BEGIN Data supplied

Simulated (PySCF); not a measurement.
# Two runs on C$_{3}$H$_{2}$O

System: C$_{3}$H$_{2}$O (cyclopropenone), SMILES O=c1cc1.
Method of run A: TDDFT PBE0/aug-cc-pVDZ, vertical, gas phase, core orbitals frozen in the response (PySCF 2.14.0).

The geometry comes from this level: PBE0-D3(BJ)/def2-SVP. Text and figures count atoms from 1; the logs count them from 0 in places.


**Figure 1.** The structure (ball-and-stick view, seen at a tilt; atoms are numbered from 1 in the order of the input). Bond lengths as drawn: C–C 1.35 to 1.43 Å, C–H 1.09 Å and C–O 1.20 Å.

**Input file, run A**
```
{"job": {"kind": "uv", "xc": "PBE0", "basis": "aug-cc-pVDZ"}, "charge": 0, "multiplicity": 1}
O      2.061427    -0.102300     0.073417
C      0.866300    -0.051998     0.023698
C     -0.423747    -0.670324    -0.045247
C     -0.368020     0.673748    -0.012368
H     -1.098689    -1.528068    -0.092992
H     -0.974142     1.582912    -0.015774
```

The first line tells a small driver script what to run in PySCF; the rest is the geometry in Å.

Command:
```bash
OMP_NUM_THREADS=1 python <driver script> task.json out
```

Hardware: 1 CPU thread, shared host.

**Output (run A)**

END Data supplied

Task item: Each entry needs to be copied out exactly as written.

Task response:
Simulated (PySCF); not a measurement.
# Two runs on C$_{3}$H$_{2}$O

System: C$_{3}$H$_{2}$O (cyclopropenone), SMILES O=c1cc1.
Method of run A: TDDFT PBE0/aug-cc-pVDZ, vertical, gas phase, core orbitals frozen in the response (PySCF 2.14.0).

The geometry comes from this level: PBE0-D3(BJ)/def2-SVP. Text and figures count atoms from 1; the logs count them from 0 in places.


**Figure 1.** The structure (ball-and-stick view, seen at a tilt; atoms are numbered from 1 in the order of the input). Bond lengths as drawn: C–C 1.35 to 1.43 Å, C–H 1.09 Å and C–O 1.20 Å.

**Input file, run A**
```
{"job": {"kind": "uv", "xc": "PBE0", "basis": "aug-cc-pVDZ"}, "charge": 0, "multiplicity": 1}
O      2.061427    -0.102300     0.073417
C      0.866300    -0.051998     0.023698
C     -0.423747    -0.670324    -0.045247
C     -0.368020     0.673748    -0.012368
H     -1.098689    -1.528068    -0.092992
H     -0.974142     1.582912    -0.015774
```

The first line tells a small driver script what to run in PySCF; the rest is the geometry in Å.

Command:
```bash
OMP_NUM_THREADS=1 python <driver script> task.json out
```

Hardware: 1 CPU thread, shared host.

**Output (run A)**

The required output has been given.